### WORK ITEM
Copy the data exactly from the line that contains "GaN, 8 atoms" through the line that contains "- Functional: PBE", keeping both end lines and leaving out everything else.

---*---
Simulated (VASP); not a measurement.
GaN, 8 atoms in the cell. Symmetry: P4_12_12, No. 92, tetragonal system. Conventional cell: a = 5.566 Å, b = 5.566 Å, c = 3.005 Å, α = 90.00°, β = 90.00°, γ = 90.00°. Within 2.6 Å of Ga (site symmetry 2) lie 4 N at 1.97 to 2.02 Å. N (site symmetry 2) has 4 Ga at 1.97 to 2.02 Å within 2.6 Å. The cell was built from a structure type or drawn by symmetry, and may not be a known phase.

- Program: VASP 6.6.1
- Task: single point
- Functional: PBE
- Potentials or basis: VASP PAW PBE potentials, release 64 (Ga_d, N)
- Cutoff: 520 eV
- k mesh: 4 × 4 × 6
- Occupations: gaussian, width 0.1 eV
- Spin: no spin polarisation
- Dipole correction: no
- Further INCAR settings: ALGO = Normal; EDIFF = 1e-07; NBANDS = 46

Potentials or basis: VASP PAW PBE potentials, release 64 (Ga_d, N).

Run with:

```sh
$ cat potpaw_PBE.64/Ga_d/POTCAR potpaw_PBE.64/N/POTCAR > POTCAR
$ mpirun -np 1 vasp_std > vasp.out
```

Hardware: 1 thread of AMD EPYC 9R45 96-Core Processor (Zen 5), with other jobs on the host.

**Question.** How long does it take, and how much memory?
---*---

### EXERCISE SOLUTION
GaN, 8 atoms in the cell. Symmetry: P4_12_12, No. 92, tetragonal system. Conventional cell: a = 5.566 Å, b = 5.566 Å, c = 3.005 Å, α = 90.00°, β = 90.00°, γ = 90.00°. Within 2.6 Å of Ga (site symmetry 2) lie 4 N at 1.97 to 2.02 Å. N (site symmetry 2) has 4 Ga at 1.97 to 2.02 Å within 2.6 Å. The cell was built from a structure type or drawn by symmetry, and may not be a known phase.

- Program: VASP 6.6.1
- Task: single point
- Functional: PBE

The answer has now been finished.